[ACTION ITEM] Return, word for word, only the lines of the data below that lie between the line with "Method: chemical equilibrium" and the line with "Fig. 1. Equilibrium", those two lines included.

[RECORD EXTRACTS]
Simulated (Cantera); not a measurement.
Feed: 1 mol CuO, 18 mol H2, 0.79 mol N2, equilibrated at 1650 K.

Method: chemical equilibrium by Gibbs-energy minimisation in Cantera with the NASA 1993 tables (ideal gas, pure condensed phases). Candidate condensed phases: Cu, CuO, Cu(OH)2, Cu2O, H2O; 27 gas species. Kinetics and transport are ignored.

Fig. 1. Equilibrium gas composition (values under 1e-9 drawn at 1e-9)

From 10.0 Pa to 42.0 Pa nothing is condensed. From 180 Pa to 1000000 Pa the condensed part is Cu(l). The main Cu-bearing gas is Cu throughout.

[SOLUTION]
Method: chemical equilibrium by Gibbs-energy minimisation in Cantera with the NASA 1993 tables (ideal gas, pure condensed phases). Candidate condensed phases: Cu, CuO, Cu(OH)2, Cu2O, H2O; 27 gas species. Kinetics and transport are ignored.

Fig. 1. Equilibrium gas composition (values under 1e-9 drawn at 1e-9)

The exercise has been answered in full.